The records that follow are to be repeated exactly, in full.

________________
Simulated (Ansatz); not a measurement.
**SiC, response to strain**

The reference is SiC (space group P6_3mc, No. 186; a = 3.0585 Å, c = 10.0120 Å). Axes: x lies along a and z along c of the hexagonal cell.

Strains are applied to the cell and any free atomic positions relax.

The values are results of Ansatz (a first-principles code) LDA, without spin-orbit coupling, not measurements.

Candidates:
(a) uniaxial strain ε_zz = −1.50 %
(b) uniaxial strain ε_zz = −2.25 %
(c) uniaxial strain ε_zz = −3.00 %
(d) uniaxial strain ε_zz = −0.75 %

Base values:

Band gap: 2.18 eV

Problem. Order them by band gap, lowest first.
________________

## Result
Simulated (Ansatz); not a measurement.
**SiC, response to strain**

The reference is SiC (space group P6_3mc, No. 186; a = 3.0585 Å, c = 10.0120 Å). Axes: x lies along a and z along c of the hexagonal cell.

Strains are applied to the cell and any free atomic positions relax.

The values are results of Ansatz (a first-principles code) LDA, without spin-orbit coupling, not measurements.

Candidates:
(a) uniaxial strain ε_zz = −1.50 %
(b) uniaxial strain ε_zz = −2.25 %
(c) uniaxial strain ε_zz = −3.00 %
(d) uniaxial strain ε_zz = −0.75 %

Base values:

Band gap: 2.18 eV

Problem. Order them by band gap, lowest first.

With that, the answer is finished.